Please print the entries below exactly, from the line with "PBE against r2SCAN: GeTe, isotropic" through the line with "Levels (all Ansatz, an", including both of those lines and leaving out all others.

--- Data extracts Enclosed Below ---

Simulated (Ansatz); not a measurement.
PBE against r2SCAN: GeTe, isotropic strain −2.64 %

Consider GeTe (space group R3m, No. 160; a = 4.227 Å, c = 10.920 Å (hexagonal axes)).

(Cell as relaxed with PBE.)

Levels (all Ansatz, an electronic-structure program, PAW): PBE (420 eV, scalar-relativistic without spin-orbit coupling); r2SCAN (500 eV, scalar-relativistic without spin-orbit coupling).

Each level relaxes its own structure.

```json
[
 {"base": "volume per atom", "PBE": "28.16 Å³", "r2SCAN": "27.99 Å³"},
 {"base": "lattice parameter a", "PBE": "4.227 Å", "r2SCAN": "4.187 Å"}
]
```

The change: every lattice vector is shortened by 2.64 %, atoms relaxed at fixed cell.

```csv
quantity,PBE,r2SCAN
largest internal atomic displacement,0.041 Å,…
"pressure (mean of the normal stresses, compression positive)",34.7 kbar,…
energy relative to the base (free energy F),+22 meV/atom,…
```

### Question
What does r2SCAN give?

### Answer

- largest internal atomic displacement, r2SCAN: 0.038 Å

--- End of Enclosed Data extracts ---

[Solution]:
PBE against r2SCAN: GeTe, isotropic strain −2.64 %

Consider GeTe (space group R3m, No. 160; a = 4.227 Å, c = 10.920 Å (hexagonal axes)).

(Cell as relaxed with PBE.)

Levels (all Ansatz, an electronic-structure program, PAW): PBE (420 eV, scalar-relativistic without spin-orbit coupling); r2SCAN (500 eV, scalar-relativistic without spin-orbit coupling).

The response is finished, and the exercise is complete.